Input data:
'''

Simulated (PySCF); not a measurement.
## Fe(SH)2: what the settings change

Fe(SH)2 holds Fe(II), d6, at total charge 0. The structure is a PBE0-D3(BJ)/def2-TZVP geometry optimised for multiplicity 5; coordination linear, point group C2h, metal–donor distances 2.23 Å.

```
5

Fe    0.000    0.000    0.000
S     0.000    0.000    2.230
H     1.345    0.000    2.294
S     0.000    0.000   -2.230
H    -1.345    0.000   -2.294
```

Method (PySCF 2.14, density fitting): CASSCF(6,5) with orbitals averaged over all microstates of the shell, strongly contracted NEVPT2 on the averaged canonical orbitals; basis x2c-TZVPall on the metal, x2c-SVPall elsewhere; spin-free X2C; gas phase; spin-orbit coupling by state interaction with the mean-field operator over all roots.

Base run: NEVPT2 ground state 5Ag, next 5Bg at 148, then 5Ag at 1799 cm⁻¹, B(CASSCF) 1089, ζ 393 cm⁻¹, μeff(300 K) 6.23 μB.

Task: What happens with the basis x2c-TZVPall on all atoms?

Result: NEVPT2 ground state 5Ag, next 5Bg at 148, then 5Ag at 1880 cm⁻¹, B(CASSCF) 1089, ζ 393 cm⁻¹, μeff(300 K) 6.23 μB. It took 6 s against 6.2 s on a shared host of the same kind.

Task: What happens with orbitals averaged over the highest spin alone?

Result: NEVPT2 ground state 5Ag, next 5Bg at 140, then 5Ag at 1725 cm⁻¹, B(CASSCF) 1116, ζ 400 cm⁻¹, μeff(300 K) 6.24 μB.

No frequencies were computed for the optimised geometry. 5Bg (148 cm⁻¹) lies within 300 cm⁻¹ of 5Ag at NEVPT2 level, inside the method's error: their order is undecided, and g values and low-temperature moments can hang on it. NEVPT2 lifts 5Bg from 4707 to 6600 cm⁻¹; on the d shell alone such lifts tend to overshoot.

'''

Beginning with the line holding "Task: What happens with orbitals" and ending with the line holding "Result: NEVPT2 ground state 5Ag, next 5Bg at 140, then", write out the stretch of material above exactly; add no further lines.

Task: What happens with orbitals averaged over the highest spin alone?

Result: NEVPT2 ground state 5Ag, next 5Bg at 140, then 5Ag at 1725 cm⁻¹, B(CASSCF) 1116, ζ 400 cm⁻¹, μeff(300 K) 6.24 μB.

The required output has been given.